* [Data listing]
————

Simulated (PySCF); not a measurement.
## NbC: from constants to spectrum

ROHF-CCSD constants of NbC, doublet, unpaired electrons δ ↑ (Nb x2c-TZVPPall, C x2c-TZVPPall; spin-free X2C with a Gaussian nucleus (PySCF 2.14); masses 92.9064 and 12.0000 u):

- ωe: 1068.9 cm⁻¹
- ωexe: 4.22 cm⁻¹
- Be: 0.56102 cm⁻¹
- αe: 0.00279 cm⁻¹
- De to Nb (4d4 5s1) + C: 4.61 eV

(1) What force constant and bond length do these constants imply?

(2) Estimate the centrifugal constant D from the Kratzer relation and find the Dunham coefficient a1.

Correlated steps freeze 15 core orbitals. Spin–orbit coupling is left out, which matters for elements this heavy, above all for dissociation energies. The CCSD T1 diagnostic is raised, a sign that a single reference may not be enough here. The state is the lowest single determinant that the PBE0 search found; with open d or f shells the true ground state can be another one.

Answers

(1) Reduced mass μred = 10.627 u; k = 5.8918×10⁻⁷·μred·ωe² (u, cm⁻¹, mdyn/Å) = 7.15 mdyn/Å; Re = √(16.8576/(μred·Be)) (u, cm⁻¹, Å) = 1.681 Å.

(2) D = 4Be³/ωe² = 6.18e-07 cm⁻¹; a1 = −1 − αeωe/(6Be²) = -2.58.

————

* [Work order]
Copy the material above exactly. Include every line.

* [Task solution]
Simulated (PySCF); not a measurement.
## NbC: from constants to spectrum

ROHF-CCSD constants of NbC, doublet, unpaired electrons δ ↑ (Nb x2c-TZVPPall, C x2c-TZVPPall; spin-free X2C with a Gaussian nucleus (PySCF 2.14); masses 92.9064 and 12.0000 u):

- ωe: 1068.9 cm⁻¹
- ωexe: 4.22 cm⁻¹
- Be: 0.56102 cm⁻¹
- αe: 0.00279 cm⁻¹
- De to Nb (4d4 5s1) + C: 4.61 eV

(1) What force constant and bond length do these constants imply?

(2) Estimate the centrifugal constant D from the Kratzer relation and find the Dunham coefficient a1.

Correlated steps freeze 15 core orbitals. Spin–orbit coupling is left out, which matters for elements this heavy, above all for dissociation energies. The CCSD T1 diagnostic is raised, a sign that a single reference may not be enough here. The state is the lowest single determinant that the PBE0 search found; with open d or f shells the true ground state can be another one.

Answers

(1) Reduced mass μred = 10.627 u; k = 5.8918×10⁻⁷·μred·ωe² (u, cm⁻¹, mdyn/Å) = 7.15 mdyn/Å; Re = √(16.8576/(μred·Be)) (u, cm⁻¹, Å) = 1.681 Å.

(2) D = 4Be³/ωe² = 6.18e-07 cm⁻¹; a1 = −1 − αeωe/(6Be²) = -2.58.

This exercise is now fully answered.